* [Work instruction]:
Copy out the entries that follow. Leave none out.

□ □ □ □ □ □ □

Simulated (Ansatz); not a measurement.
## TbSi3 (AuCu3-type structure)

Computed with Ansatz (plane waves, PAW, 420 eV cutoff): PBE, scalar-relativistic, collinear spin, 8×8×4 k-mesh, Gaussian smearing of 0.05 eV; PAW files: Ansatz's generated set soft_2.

□ □ □ □ □ □ □

* [Expected answer]:
Simulated (Ansatz); not a measurement.
## TbSi3 (AuCu3-type structure)

Computed with Ansatz (plane waves, PAW, 420 eV cutoff): PBE, scalar-relativistic, collinear spin, 8×8×4 k-mesh, Gaussian smearing of 0.05 eV; PAW files: Ansatz's generated set soft_2.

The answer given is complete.